════════════════

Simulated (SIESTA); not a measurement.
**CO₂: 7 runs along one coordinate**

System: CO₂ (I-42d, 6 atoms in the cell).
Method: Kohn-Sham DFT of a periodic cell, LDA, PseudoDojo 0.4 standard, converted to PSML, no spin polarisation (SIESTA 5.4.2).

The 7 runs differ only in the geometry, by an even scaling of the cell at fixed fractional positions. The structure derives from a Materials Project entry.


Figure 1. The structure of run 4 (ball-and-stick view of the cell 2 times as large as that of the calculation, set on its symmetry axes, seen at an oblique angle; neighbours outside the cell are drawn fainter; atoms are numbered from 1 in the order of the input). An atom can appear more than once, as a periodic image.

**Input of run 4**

════════════════

* **Exercise**:
After reading the listing, write out every line of it exactly.

* **Task solution**:
Simulated (SIESTA); not a measurement.
**CO₂: 7 runs along one coordinate**

System: CO₂ (I-42d, 6 atoms in the cell).
Method: Kohn-Sham DFT of a periodic cell, LDA, PseudoDojo 0.4 standard, converted to PSML, no spin polarisation (SIESTA 5.4.2).

The 7 runs differ only in the geometry, by an even scaling of the cell at fixed fractional positions. The structure derives from a Materials Project entry.


Figure 1. The structure of run 4 (ball-and-stick view of the cell 2 times as large as that of the calculation, set on its symmetry axes, seen at an oblique angle; neighbours outside the cell are drawn fainter; atoms are numbered from 1 in the order of the input). An atom can appear more than once, as a periodic image.

**Input of run 4**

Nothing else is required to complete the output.